-- -- --

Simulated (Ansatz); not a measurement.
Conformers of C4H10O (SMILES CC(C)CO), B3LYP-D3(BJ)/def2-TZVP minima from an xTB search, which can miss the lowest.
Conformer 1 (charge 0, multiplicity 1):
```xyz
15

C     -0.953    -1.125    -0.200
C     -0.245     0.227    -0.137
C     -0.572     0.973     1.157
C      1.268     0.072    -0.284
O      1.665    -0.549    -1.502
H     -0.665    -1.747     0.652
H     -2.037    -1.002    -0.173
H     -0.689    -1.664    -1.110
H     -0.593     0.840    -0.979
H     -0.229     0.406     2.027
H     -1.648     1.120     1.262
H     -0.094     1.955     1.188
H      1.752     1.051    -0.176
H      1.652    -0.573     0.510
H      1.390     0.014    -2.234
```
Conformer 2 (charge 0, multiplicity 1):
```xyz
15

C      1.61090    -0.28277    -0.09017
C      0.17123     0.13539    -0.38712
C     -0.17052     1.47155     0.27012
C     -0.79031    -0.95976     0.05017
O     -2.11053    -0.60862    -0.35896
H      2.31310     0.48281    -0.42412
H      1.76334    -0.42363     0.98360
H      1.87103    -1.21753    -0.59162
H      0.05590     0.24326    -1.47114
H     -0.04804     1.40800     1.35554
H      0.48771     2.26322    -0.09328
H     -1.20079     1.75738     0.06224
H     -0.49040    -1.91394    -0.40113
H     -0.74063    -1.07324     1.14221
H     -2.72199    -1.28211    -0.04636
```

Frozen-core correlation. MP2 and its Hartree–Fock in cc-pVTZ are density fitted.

-- -- --

**WORK REQUEST:**
A word-for-word copy of the full listing is required.

**TASK RESULT:**
Simulated (Ansatz); not a measurement.
Conformers of C4H10O (SMILES CC(C)CO), B3LYP-D3(BJ)/def2-TZVP minima from an xTB search, which can miss the lowest.
Conformer 1 (charge 0, multiplicity 1):
```xyz
15

C     -0.953    -1.125    -0.200
C     -0.245     0.227    -0.137
C     -0.572     0.973     1.157
C      1.268     0.072    -0.284
O      1.665    -0.549    -1.502
H     -0.665    -1.747     0.652
H     -2.037    -1.002    -0.173
H     -0.689    -1.664    -1.110
H     -0.593     0.840    -0.979
H     -0.229     0.406     2.027
H     -1.648     1.120     1.262
H     -0.094     1.955     1.188
H      1.752     1.051    -0.176
H      1.652    -0.573     0.510
H      1.390     0.014    -2.234
```
Conformer 2 (charge 0, multiplicity 1):
```xyz
15

C      1.61090    -0.28277    -0.09017
C      0.17123     0.13539    -0.38712
C     -0.17052     1.47155     0.27012
C     -0.79031    -0.95976     0.05017
O     -2.11053    -0.60862    -0.35896
H      2.31310     0.48281    -0.42412
H      1.76334    -0.42363     0.98360
H      1.87103    -1.21753    -0.59162
H      0.05590     0.24326    -1.47114
H     -0.04804     1.40800     1.35554
H      0.48771     2.26322    -0.09328
H     -1.20079     1.75738     0.06224
H     -0.49040    -1.91394    -0.40113
H     -0.74063    -1.07324     1.14221
H     -2.72199    -1.28211    -0.04636
```

Frozen-core correlation. MP2 and its Hartree–Fock in cc-pVTZ are density fitted.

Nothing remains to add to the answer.